→ **Task item**:
Your response should give back each record exactly, word for word.

→ **Given entries**:
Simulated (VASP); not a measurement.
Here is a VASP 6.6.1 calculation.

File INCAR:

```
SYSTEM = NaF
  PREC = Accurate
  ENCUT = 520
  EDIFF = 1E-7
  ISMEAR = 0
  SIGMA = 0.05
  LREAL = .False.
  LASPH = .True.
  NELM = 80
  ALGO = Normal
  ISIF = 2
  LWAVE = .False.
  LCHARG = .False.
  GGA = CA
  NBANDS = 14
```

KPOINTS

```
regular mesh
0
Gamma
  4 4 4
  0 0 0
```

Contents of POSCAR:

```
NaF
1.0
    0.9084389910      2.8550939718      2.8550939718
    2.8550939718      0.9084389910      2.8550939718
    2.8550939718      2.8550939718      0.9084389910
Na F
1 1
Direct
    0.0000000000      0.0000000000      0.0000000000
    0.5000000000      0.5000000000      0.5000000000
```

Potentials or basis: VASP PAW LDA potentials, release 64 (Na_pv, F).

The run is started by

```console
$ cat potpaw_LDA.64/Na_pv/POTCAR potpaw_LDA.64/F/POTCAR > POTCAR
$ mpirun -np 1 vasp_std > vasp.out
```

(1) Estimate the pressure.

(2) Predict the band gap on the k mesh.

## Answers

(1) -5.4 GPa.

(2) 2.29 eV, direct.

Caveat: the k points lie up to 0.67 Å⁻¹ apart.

→ **Exercise result**:
Simulated (VASP); not a measurement.
Here is a VASP 6.6.1 calculation.

File INCAR:

```
SYSTEM = NaF
  PREC = Accurate
  ENCUT = 520
  EDIFF = 1E-7
  ISMEAR = 0
  SIGMA = 0.05
  LREAL = .False.
  LASPH = .True.
  NELM = 80
  ALGO = Normal
  ISIF = 2
  LWAVE = .False.
  LCHARG = .False.
  GGA = CA
  NBANDS = 14
```

KPOINTS

```
regular mesh
0
Gamma
  4 4 4
  0 0 0
```

Contents of POSCAR:

```
NaF
1.0
    0.9084389910      2.8550939718      2.8550939718
    2.8550939718      0.9084389910      2.8550939718
    2.8550939718      2.8550939718      0.9084389910
Na F
1 1
Direct
    0.0000000000      0.0000000000      0.0000000000
    0.5000000000      0.5000000000      0.5000000000
```

Potentials or basis: VASP PAW LDA potentials, release 64 (Na_pv, F).

The run is started by

```console
$ cat potpaw_LDA.64/Na_pv/POTCAR potpaw_LDA.64/F/POTCAR > POTCAR
$ mpirun -np 1 vasp_std > vasp.out
```

(1) Estimate the pressure.

(2) Predict the band gap on the k mesh.

## Answers

(1) -5.4 GPa.

(2) 2.29 eV, direct.

Caveat: the k points lie up to 0.67 Å⁻¹ apart.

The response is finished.